= TASK ITEM =
Only one span of the listing below should come back. It runs from the line with "Structures and frequencies: ωB97X-D3(BJ)/def2-SVP" through the line with "ωB97M-D3(BJ)/def2-TZVP, weakest first?", and each of its lines must be reproduced exactly.

:: INPUT DATA

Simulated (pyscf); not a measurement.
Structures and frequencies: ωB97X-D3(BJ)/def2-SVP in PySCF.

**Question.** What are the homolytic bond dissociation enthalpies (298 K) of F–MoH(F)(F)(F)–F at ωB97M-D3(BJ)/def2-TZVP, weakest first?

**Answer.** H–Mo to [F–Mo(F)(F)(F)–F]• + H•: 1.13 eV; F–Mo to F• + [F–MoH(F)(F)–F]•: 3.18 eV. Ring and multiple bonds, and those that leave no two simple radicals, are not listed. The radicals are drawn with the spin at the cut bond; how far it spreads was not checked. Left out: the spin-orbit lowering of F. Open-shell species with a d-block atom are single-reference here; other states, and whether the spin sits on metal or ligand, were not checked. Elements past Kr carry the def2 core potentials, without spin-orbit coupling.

::::

= ANSWER BOX =
Structures and frequencies: ωB97X-D3(BJ)/def2-SVP in PySCF.

**Question.** What are the homolytic bond dissociation enthalpies (298 K) of F–MoH(F)(F)(F)–F at ωB97M-D3(BJ)/def2-TZVP, weakest first?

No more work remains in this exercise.